Requirement
All of the entries must be output exactly as they are.

(Beginning of Available data)
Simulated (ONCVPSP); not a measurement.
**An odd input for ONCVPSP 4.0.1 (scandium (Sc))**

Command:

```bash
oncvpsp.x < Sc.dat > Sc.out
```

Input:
(End of Available data)

Answer section
Simulated (ONCVPSP); not a measurement.
**An odd input for ONCVPSP 4.0.1 (scandium (Sc))**

Command:

```bash
oncvpsp.x < Sc.dat > Sc.out
```

Input:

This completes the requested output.